=== Begin Enclosure ===
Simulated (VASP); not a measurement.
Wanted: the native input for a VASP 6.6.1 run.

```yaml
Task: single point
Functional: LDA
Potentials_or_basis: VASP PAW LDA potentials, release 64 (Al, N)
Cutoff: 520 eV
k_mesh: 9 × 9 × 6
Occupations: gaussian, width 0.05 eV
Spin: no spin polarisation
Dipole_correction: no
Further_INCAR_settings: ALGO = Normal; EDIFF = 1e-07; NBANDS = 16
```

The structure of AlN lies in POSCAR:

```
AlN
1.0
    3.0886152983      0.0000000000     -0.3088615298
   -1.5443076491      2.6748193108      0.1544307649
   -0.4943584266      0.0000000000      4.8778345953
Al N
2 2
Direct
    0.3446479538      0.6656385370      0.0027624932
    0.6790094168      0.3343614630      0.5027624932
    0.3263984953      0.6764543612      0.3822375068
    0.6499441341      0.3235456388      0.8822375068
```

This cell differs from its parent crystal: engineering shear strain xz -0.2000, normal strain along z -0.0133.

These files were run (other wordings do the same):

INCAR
=== End Enclosure ===

▸ Assigned task: The task calls for each record to be returned verbatim.

▸ Problem solution:
Simulated (VASP); not a measurement.
Wanted: the native input for a VASP 6.6.1 run.

```yaml
Task: single point
Functional: LDA
Potentials_or_basis: VASP PAW LDA potentials, release 64 (Al, N)
Cutoff: 520 eV
k_mesh: 9 × 9 × 6
Occupations: gaussian, width 0.05 eV
Spin: no spin polarisation
Dipole_correction: no
Further_INCAR_settings: ALGO = Normal; EDIFF = 1e-07; NBANDS = 16
```

The structure of AlN lies in POSCAR:

```
AlN
1.0
    3.0886152983      0.0000000000     -0.3088615298
   -1.5443076491      2.6748193108      0.1544307649
   -0.4943584266      0.0000000000      4.8778345953
Al N
2 2
Direct
    0.3446479538      0.6656385370      0.0027624932
    0.6790094168      0.3343614630      0.5027624932
    0.3263984953      0.6764543612      0.3822375068
    0.6499441341      0.3235456388      0.8822375068
```

This cell differs from its parent crystal: engineering shear strain xz -0.2000, normal strain along z -0.0133.

These files were run (other wordings do the same):

INCAR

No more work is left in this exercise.